» **DATA FOR ANALYSIS**:
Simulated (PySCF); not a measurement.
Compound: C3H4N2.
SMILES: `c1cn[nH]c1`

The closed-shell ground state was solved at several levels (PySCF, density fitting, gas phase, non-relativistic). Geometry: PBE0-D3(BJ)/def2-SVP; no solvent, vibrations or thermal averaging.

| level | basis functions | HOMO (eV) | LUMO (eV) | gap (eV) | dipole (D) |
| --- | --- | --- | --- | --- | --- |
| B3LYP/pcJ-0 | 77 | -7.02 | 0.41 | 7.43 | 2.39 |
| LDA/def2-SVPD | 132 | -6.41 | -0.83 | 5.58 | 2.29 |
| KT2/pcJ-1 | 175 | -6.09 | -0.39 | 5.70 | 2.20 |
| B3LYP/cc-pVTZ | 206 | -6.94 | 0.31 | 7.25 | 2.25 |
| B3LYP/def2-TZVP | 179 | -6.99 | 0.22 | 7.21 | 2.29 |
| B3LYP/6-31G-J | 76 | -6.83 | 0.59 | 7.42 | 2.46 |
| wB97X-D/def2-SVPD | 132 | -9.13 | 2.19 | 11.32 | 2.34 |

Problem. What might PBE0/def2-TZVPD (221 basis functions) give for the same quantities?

» **ACTIVITY**: Print out the complete data above, character for character.

» **ANSWER BOX**:
Simulated (PySCF); not a measurement.
Compound: C3H4N2.
SMILES: `c1cn[nH]c1`

The closed-shell ground state was solved at several levels (PySCF, density fitting, gas phase, non-relativistic). Geometry: PBE0-D3(BJ)/def2-SVP; no solvent, vibrations or thermal averaging.

| level | basis functions | HOMO (eV) | LUMO (eV) | gap (eV) | dipole (D) |
| --- | --- | --- | --- | --- | --- |
| B3LYP/pcJ-0 | 77 | -7.02 | 0.41 | 7.43 | 2.39 |
| LDA/def2-SVPD | 132 | -6.41 | -0.83 | 5.58 | 2.29 |
| KT2/pcJ-1 | 175 | -6.09 | -0.39 | 5.70 | 2.20 |
| B3LYP/cc-pVTZ | 206 | -6.94 | 0.31 | 7.25 | 2.25 |
| B3LYP/def2-TZVP | 179 | -6.99 | 0.22 | 7.21 | 2.29 |
| B3LYP/6-31G-J | 76 | -6.83 | 0.59 | 7.42 | 2.46 |
| wB97X-D/def2-SVPD | 132 | -9.13 | 2.19 | 11.32 | 2.34 |

Problem. What might PBE0/def2-TZVPD (221 basis functions) give for the same quantities?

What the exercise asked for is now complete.